▶ **REQUIREMENT**
Copy out the first line of the listing and every line after it, exactly, until you have copied the line containing "A k mesh can".

▶ **DATA EXTRACT**
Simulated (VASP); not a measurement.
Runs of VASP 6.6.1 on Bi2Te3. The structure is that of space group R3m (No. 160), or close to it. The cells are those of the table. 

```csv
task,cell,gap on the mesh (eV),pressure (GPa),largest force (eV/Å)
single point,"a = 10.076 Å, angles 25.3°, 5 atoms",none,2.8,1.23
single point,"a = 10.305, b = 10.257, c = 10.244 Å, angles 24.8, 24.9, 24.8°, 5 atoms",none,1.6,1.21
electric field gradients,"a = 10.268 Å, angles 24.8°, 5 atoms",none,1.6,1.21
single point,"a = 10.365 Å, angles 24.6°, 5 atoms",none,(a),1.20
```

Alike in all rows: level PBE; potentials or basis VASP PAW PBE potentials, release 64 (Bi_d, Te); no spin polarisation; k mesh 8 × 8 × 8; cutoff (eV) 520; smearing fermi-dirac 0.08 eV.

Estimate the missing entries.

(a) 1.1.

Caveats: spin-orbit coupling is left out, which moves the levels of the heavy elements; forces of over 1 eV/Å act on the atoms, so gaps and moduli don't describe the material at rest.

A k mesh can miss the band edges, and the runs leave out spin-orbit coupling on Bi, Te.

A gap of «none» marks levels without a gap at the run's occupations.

▶ **ANSWER SPACE**
Simulated (VASP); not a measurement.
Runs of VASP 6.6.1 on Bi2Te3. The structure is that of space group R3m (No. 160), or close to it. The cells are those of the table. 

```csv
task,cell,gap on the mesh (eV),pressure (GPa),largest force (eV/Å)
single point,"a = 10.076 Å, angles 25.3°, 5 atoms",none,2.8,1.23
single point,"a = 10.305, b = 10.257, c = 10.244 Å, angles 24.8, 24.9, 24.8°, 5 atoms",none,1.6,1.21
electric field gradients,"a = 10.268 Å, angles 24.8°, 5 atoms",none,1.6,1.21
single point,"a = 10.365 Å, angles 24.6°, 5 atoms",none,(a),1.20
```

Alike in all rows: level PBE; potentials or basis VASP PAW PBE potentials, release 64 (Bi_d, Te); no spin polarisation; k mesh 8 × 8 × 8; cutoff (eV) 520; smearing fermi-dirac 0.08 eV.

Estimate the missing entries.

(a) 1.1.

Caveats: spin-orbit coupling is left out, which moves the levels of the heavy elements; forces of over 1 eV/Å act on the atoms, so gaps and moduli don't describe the material at rest.

A k mesh can miss the band edges, and the runs leave out spin-orbit coupling on Bi, Te.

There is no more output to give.